- Opening Delimiter -

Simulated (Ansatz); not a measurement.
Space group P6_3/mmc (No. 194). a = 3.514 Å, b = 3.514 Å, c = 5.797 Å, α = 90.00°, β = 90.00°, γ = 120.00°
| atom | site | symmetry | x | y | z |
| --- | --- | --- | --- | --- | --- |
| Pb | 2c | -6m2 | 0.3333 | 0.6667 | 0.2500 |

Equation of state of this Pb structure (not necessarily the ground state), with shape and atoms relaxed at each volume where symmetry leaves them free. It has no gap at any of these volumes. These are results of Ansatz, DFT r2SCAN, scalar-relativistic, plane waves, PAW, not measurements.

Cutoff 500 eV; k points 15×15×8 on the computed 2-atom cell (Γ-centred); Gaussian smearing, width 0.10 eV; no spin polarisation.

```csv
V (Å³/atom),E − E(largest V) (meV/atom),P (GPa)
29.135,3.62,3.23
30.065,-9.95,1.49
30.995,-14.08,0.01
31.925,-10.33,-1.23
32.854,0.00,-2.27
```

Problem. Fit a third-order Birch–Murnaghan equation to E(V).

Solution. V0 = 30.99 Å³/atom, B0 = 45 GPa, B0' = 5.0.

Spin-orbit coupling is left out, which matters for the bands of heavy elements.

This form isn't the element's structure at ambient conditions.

- Closing Delimiter -

→ **ACTION ITEM**:
Return only the lines between the one holding "0.6667 | 0.2500 |" and the one holding "Spin-orbit coupling is", inclusive, exactly as they appear above.

→ **TASK RESULT**:
| Pb | 2c | -6m2 | 0.3333 | 0.6667 | 0.2500 |

Equation of state of this Pb structure (not necessarily the ground state), with shape and atoms relaxed at each volume where symmetry leaves them free. It has no gap at any of these volumes. These are results of Ansatz, DFT r2SCAN, scalar-relativistic, plane waves, PAW, not measurements.

Cutoff 500 eV; k points 15×15×8 on the computed 2-atom cell (Γ-centred); Gaussian smearing, width 0.10 eV; no spin polarisation.

```csv
V (Å³/atom),E − E(largest V) (meV/atom),P (GPa)
29.135,3.62,3.23
30.065,-9.95,1.49
30.995,-14.08,0.01
31.925,-10.33,-1.23
32.854,0.00,-2.27
```

Problem. Fit a third-order Birch–Murnaghan equation to E(V).

Solution. V0 = 30.99 Å³/atom, B0 = 45 GPa, B0' = 5.0.

Spin-orbit coupling is left out, which matters for the bands of heavy elements.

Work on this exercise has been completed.